________

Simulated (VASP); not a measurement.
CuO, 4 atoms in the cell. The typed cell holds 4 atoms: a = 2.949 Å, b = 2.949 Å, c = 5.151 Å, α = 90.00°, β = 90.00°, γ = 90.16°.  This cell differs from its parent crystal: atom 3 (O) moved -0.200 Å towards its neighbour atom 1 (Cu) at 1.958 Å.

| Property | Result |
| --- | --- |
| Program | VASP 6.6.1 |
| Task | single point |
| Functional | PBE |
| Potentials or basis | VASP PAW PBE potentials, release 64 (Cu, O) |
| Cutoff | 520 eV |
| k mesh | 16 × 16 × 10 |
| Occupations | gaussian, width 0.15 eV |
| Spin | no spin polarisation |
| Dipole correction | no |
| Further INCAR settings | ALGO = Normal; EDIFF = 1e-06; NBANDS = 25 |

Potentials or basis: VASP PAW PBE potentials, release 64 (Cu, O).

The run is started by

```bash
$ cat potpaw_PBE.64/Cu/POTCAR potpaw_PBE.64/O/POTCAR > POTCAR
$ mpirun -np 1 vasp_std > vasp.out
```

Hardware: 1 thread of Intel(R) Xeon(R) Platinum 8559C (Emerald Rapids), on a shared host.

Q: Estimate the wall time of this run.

________

Print each entry above again, exactly as it was given.

Simulated (VASP); not a measurement.
CuO, 4 atoms in the cell. The typed cell holds 4 atoms: a = 2.949 Å, b = 2.949 Å, c = 5.151 Å, α = 90.00°, β = 90.00°, γ = 90.16°.  This cell differs from its parent crystal: atom 3 (O) moved -0.200 Å towards its neighbour atom 1 (Cu) at 1.958 Å.

| Property | Result |
| --- | --- |
| Program | VASP 6.6.1 |
| Task | single point |
| Functional | PBE |
| Potentials or basis | VASP PAW PBE potentials, release 64 (Cu, O) |
| Cutoff | 520 eV |
| k mesh | 16 × 16 × 10 |
| Occupations | gaussian, width 0.15 eV |
| Spin | no spin polarisation |
| Dipole correction | no |
| Further INCAR settings | ALGO = Normal; EDIFF = 1e-06; NBANDS = 25 |

Potentials or basis: VASP PAW PBE potentials, release 64 (Cu, O).

The run is started by

```bash
$ cat potpaw_PBE.64/Cu/POTCAR potpaw_PBE.64/O/POTCAR > POTCAR
$ mpirun -np 1 vasp_std > vasp.out
```

Hardware: 1 thread of Intel(R) Xeon(R) Platinum 8559C (Emerald Rapids), on a shared host.

Q: Estimate the wall time of this run.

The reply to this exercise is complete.